### DATASET EXCERPTS
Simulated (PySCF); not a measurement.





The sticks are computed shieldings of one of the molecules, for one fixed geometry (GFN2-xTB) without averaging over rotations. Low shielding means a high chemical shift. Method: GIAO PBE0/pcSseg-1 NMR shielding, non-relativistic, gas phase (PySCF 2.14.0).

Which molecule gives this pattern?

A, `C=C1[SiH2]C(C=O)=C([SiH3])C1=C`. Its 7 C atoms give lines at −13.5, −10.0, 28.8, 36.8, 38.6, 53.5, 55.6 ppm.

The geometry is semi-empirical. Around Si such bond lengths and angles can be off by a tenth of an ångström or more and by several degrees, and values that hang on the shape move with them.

### ASSIGNED TASK
Among the entries above, find the line with "The sticks are" and the line with "53.5, 55.6 ppm."; give again exactly these two lines and all lines between them.

### ANSWER SPACE
The sticks are computed shieldings of one of the molecules, for one fixed geometry (GFN2-xTB) without averaging over rotations. Low shielding means a high chemical shift. Method: GIAO PBE0/pcSseg-1 NMR shielding, non-relativistic, gas phase (PySCF 2.14.0).

Which molecule gives this pattern?

A, `C=C1[SiH2]C(C=O)=C([SiH3])C1=C`. Its 7 C atoms give lines at −13.5, −10.0, 28.8, 36.8, 38.6, 53.5, 55.6 ppm.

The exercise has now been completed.